● **Material provided**:
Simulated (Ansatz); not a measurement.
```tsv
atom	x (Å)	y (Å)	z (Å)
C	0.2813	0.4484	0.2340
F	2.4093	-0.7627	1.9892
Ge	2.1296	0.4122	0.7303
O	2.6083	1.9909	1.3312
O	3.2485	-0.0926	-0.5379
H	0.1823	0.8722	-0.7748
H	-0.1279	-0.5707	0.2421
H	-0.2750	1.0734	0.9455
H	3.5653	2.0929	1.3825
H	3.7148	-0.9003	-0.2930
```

● **Work task**: The response should consist of the entries above, retyped exactly.

● **Your response**:
Simulated (Ansatz); not a measurement.
```tsv
atom	x (Å)	y (Å)	z (Å)
C	0.2813	0.4484	0.2340
F	2.4093	-0.7627	1.9892
Ge	2.1296	0.4122	0.7303
O	2.6083	1.9909	1.3312
O	3.2485	-0.0926	-0.5379
H	0.1823	0.8722	-0.7748
H	-0.1279	-0.5707	0.2421
H	-0.2750	1.0734	0.9455
H	3.5653	2.0929	1.3825
H	3.7148	-0.9003	-0.2930
```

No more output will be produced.